**Input data:**
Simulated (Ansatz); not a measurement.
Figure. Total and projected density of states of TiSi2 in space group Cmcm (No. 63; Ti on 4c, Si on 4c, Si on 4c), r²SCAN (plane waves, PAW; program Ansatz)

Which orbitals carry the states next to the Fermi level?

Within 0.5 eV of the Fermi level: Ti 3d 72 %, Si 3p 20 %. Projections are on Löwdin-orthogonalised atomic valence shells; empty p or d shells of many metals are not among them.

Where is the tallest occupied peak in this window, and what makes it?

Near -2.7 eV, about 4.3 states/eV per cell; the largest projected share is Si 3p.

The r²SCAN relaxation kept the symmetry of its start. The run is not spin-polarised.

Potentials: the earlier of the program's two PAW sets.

**Requirement:**
An exact copy of every entry is what is needed here.

**Solution:**
Simulated (Ansatz); not a measurement.
Figure. Total and projected density of states of TiSi2 in space group Cmcm (No. 63; Ti on 4c, Si on 4c, Si on 4c), r²SCAN (plane waves, PAW; program Ansatz)

Which orbitals carry the states next to the Fermi level?

Within 0.5 eV of the Fermi level: Ti 3d 72 %, Si 3p 20 %. Projections are on Löwdin-orthogonalised atomic valence shells; empty p or d shells of many metals are not among them.

Where is the tallest occupied peak in this window, and what makes it?

Near -2.7 eV, about 4.3 states/eV per cell; the largest projected share is Si 3p.

The r²SCAN relaxation kept the symmetry of its start. The run is not spin-polarised.

Potentials: the earlier of the program's two PAW sets.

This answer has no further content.